Below are some records. Print exactly the lines between the one holding "State the Bader charges by element." and the one holding "Is this an equilibrium", inclusive, and nothing else.

=== Begin Enclosure ===

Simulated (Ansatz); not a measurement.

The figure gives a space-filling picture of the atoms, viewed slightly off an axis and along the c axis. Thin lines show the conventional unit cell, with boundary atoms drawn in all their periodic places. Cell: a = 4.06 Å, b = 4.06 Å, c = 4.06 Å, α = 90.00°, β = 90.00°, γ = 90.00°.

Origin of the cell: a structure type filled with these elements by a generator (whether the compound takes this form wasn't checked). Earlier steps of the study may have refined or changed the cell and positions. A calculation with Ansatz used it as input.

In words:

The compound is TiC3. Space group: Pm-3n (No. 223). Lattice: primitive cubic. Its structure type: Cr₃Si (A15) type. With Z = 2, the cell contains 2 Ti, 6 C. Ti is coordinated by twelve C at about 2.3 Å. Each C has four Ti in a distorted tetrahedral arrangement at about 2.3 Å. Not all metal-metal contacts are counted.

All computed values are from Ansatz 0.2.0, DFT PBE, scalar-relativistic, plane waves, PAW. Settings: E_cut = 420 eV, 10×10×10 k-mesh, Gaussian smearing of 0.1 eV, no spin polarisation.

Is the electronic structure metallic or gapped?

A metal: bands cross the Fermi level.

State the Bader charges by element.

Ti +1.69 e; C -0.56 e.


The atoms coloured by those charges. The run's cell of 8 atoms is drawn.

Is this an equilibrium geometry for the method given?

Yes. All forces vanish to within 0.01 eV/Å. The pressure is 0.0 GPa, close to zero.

=== End Enclosure ===

Written response:
State the Bader charges by element.

Ti +1.69 e; C -0.56 e.


The atoms coloured by those charges. The run's cell of 8 atoms is drawn.

Is this an equilibrium geometry for the method given?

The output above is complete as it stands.